WORK INSTRUCTION
Give again only those lines from the start of the entries through the line holding "The directions [001], [110], [111]", leaving them as they are.

STORED DATA
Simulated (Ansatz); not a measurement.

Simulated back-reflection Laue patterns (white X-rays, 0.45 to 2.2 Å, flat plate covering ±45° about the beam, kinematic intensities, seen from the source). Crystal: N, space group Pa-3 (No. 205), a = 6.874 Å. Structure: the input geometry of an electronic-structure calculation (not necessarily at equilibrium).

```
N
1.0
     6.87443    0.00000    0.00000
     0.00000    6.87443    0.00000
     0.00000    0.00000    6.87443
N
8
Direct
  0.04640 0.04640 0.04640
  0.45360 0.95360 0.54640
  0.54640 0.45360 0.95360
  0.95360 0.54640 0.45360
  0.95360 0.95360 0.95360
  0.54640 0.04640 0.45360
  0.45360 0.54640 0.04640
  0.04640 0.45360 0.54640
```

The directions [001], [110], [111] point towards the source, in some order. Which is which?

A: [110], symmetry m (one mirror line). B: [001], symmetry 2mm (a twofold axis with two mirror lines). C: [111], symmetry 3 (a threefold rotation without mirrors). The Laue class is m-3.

WRITTEN ANSWER
Simulated (Ansatz); not a measurement.

Simulated back-reflection Laue patterns (white X-rays, 0.45 to 2.2 Å, flat plate covering ±45° about the beam, kinematic intensities, seen from the source). Crystal: N, space group Pa-3 (No. 205), a = 6.874 Å. Structure: the input geometry of an electronic-structure calculation (not necessarily at equilibrium).

```
N
1.0
     6.87443    0.00000    0.00000
     0.00000    6.87443    0.00000
     0.00000    0.00000    6.87443
N
8
Direct
  0.04640 0.04640 0.04640
  0.45360 0.95360 0.54640
  0.54640 0.45360 0.95360
  0.95360 0.54640 0.45360
  0.95360 0.95360 0.95360
  0.54640 0.04640 0.45360
  0.45360 0.54640 0.04640
  0.04640 0.45360 0.54640
```

The directions [001], [110], [111] point towards the source, in some order. Which is which?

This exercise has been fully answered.